* Stored data:
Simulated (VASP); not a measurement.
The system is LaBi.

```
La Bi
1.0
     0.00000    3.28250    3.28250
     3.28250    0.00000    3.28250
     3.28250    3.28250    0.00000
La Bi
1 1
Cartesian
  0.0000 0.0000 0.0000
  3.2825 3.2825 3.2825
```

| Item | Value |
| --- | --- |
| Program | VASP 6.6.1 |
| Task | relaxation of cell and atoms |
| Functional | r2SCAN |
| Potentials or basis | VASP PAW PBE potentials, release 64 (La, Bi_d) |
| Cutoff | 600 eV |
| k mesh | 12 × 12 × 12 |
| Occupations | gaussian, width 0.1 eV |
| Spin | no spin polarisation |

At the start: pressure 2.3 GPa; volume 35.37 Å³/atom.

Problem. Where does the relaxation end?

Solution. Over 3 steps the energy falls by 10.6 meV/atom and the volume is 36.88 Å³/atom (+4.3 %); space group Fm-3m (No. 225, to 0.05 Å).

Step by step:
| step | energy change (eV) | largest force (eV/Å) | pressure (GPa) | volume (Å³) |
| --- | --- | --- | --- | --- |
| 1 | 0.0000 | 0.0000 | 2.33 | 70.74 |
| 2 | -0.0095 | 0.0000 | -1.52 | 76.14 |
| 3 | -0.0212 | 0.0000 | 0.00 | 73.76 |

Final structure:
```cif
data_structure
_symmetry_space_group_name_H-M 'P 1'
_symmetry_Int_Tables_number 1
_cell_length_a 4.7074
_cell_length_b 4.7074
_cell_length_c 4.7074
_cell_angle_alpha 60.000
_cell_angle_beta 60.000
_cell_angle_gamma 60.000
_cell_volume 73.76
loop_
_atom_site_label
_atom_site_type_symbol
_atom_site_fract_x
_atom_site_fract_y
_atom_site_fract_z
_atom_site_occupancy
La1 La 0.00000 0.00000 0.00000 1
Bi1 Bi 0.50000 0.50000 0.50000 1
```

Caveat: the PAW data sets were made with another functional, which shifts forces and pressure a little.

* Work task:
Reproduce the entries above exactly, starting at their first line and finishing with the line that contains "Problem. Where does the relaxation end?".

* Your solution:
Simulated (VASP); not a measurement.
The system is LaBi.

```
La Bi
1.0
     0.00000    3.28250    3.28250
     3.28250    0.00000    3.28250
     3.28250    3.28250    0.00000
La Bi
1 1
Cartesian
  0.0000 0.0000 0.0000
  3.2825 3.2825 3.2825
```

| Item | Value |
| --- | --- |
| Program | VASP 6.6.1 |
| Task | relaxation of cell and atoms |
| Functional | r2SCAN |
| Potentials or basis | VASP PAW PBE potentials, release 64 (La, Bi_d) |
| Cutoff | 600 eV |
| k mesh | 12 × 12 × 12 |
| Occupations | gaussian, width 0.1 eV |
| Spin | no spin polarisation |

At the start: pressure 2.3 GPa; volume 35.37 Å³/atom.

Problem. Where does the relaxation end?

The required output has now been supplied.